Return the records that follow, matching each one exactly.

◆ SUPPLIED DATA:
========================================

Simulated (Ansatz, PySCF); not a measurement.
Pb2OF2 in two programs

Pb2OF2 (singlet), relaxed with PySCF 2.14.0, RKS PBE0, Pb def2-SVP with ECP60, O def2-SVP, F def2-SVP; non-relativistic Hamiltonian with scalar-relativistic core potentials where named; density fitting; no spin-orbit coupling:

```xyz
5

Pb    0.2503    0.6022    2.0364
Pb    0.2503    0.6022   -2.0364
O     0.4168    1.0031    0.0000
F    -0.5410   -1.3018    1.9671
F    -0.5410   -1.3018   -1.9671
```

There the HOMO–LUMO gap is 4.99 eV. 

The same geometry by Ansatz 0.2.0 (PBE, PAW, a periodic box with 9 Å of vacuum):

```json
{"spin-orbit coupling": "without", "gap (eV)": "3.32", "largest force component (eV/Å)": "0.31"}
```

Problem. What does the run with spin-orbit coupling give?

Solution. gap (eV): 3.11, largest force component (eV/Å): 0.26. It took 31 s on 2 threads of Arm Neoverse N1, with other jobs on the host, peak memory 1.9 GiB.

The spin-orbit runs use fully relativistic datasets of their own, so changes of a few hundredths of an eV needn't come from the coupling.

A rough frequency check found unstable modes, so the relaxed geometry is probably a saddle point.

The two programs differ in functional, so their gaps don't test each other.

========================================

◆ RESPONSE AREA:
Simulated (Ansatz, PySCF); not a measurement.
Pb2OF2 in two programs

Pb2OF2 (singlet), relaxed with PySCF 2.14.0, RKS PBE0, Pb def2-SVP with ECP60, O def2-SVP, F def2-SVP; non-relativistic Hamiltonian with scalar-relativistic core potentials where named; density fitting; no spin-orbit coupling:

```xyz
5

Pb    0.2503    0.6022    2.0364
Pb    0.2503    0.6022   -2.0364
O     0.4168    1.0031    0.0000
F    -0.5410   -1.3018    1.9671
F    -0.5410   -1.3018   -1.9671
```

There the HOMO–LUMO gap is 4.99 eV. 

The same geometry by Ansatz 0.2.0 (PBE, PAW, a periodic box with 9 Å of vacuum):

```json
{"spin-orbit coupling": "without", "gap (eV)": "3.32", "largest force component (eV/Å)": "0.31"}
```

Problem. What does the run with spin-orbit coupling give?

Solution. gap (eV): 3.11, largest force component (eV/Å): 0.26. It took 31 s on 2 threads of Arm Neoverse N1, with other jobs on the host, peak memory 1.9 GiB.

The spin-orbit runs use fully relativistic datasets of their own, so changes of a few hundredths of an eV needn't come from the coupling.

A rough frequency check found unstable modes, so the relaxed geometry is probably a saddle point.

The two programs differ in functional, so their gaps don't test each other.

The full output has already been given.